Requirement: The entries shown next need to be written again word for word.

The data:
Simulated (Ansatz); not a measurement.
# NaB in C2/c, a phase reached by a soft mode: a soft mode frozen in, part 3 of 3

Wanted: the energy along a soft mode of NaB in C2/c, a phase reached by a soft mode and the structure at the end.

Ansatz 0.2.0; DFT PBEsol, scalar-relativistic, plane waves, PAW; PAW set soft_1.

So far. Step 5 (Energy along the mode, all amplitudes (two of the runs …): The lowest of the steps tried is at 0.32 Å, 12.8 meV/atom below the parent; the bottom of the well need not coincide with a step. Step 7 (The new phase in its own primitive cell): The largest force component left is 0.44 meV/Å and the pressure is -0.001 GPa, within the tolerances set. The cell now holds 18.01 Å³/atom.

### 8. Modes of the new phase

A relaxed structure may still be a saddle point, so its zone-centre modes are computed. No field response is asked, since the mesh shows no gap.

Task response:
Simulated (Ansatz); not a measurement.
# NaB in C2/c, a phase reached by a soft mode: a soft mode frozen in, part 3 of 3

Wanted: the energy along a soft mode of NaB in C2/c, a phase reached by a soft mode and the structure at the end.

Ansatz 0.2.0; DFT PBEsol, scalar-relativistic, plane waves, PAW; PAW set soft_1.

So far. Step 5 (Energy along the mode, all amplitudes (two of the runs …): The lowest of the steps tried is at 0.32 Å, 12.8 meV/atom below the parent; the bottom of the well need not coincide with a step. Step 7 (The new phase in its own primitive cell): The largest force component left is 0.44 meV/Å and the pressure is -0.001 GPa, within the tolerances set. The cell now holds 18.01 Å³/atom.

### 8. Modes of the new phase

A relaxed structure may still be a saddle point, so its zone-centre modes are computed. No field response is asked, since the mesh shows no gap.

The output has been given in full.